━━━ Raw data

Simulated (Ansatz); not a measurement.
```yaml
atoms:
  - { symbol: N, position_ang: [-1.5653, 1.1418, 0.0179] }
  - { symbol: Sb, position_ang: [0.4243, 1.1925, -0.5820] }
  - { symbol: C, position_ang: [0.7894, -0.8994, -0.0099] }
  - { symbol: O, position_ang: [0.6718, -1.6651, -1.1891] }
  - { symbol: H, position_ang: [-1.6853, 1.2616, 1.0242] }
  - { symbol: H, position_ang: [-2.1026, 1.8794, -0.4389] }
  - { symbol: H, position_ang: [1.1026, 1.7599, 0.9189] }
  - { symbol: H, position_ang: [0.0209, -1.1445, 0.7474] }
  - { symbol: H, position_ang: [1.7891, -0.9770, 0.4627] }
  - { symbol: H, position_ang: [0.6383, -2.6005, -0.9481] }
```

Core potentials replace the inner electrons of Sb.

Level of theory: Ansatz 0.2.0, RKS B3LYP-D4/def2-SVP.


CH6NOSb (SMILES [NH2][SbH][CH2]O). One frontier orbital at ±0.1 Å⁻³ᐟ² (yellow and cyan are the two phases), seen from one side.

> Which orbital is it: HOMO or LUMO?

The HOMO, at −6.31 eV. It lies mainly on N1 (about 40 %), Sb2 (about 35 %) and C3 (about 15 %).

━━━━━━

▶ [Assigned task] Working from the material above, retype exactly the lines from the one with "Level of theory: Ansatz" through the one with "HOMO or LUMO?", both included, and only those lines.

▶ [Exercise solution]
Level of theory: Ansatz 0.2.0, RKS B3LYP-D4/def2-SVP.


CH6NOSb (SMILES [NH2][SbH][CH2]O). One frontier orbital at ±0.1 Å⁻³ᐟ² (yellow and cyan are the two phases), seen from one side.

> Which orbital is it: HOMO or LUMO?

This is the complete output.